## Extracted material
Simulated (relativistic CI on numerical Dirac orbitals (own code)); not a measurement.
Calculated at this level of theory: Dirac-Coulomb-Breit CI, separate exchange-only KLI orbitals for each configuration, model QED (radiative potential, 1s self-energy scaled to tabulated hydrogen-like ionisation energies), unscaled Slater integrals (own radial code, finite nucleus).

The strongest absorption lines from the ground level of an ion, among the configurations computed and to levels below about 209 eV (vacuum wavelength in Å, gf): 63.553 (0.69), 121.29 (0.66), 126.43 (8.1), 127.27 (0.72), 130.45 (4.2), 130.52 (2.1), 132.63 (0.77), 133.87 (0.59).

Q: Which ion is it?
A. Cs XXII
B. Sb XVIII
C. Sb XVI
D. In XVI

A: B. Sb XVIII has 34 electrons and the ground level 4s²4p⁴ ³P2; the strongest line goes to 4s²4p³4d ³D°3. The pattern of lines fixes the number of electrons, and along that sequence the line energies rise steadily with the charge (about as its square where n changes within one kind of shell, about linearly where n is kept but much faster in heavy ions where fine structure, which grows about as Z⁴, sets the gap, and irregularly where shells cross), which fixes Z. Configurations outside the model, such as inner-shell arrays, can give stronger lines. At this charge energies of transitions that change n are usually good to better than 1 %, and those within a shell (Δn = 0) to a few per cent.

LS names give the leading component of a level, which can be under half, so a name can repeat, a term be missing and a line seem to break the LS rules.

## Work task
Quote exactly the first line of the entries and every line after it, stopping with the line that contains "A: B. Sb XVIII".

## Response
Simulated (relativistic CI on numerical Dirac orbitals (own code)); not a measurement.
Calculated at this level of theory: Dirac-Coulomb-Breit CI, separate exchange-only KLI orbitals for each configuration, model QED (radiative potential, 1s self-energy scaled to tabulated hydrogen-like ionisation energies), unscaled Slater integrals (own radial code, finite nucleus).

The strongest absorption lines from the ground level of an ion, among the configurations computed and to levels below about 209 eV (vacuum wavelength in Å, gf): 63.553 (0.69), 121.29 (0.66), 126.43 (8.1), 127.27 (0.72), 130.45 (4.2), 130.52 (2.1), 132.63 (0.77), 133.87 (0.59).

Q: Which ion is it?
A. Cs XXII
B. Sb XVIII
C. Sb XVI
D. In XVI

A: B. Sb XVIII has 34 electrons and the ground level 4s²4p⁴ ³P2; the strongest line goes to 4s²4p³4d ³D°3. The pattern of lines fixes the number of electrons, and along that sequence the line energies rise steadily with the charge (about as its square where n changes within one kind of shell, about linearly where n is kept but much faster in heavy ions where fine structure, which grows about as Z⁴, sets the gap, and irregularly where shells cross), which fixes Z. Configurations outside the model, such as inner-shell arrays, can give stronger lines. At this charge energies of transitions that change n are usually good to better than 1 %, and those within a shell (Δn = 0) to a few per cent.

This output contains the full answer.